********************

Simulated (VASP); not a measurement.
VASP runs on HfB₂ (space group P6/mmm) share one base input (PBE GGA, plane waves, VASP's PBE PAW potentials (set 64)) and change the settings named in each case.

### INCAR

********************

■ Brief ■
Exactly as they appear above, the records are to be transcribed in full.

■ Result ■
Simulated (VASP); not a measurement.
VASP runs on HfB₂ (space group P6/mmm) share one base input (PBE GGA, plane waves, VASP's PBE PAW potentials (set 64)) and change the settings named in each case.

### INCAR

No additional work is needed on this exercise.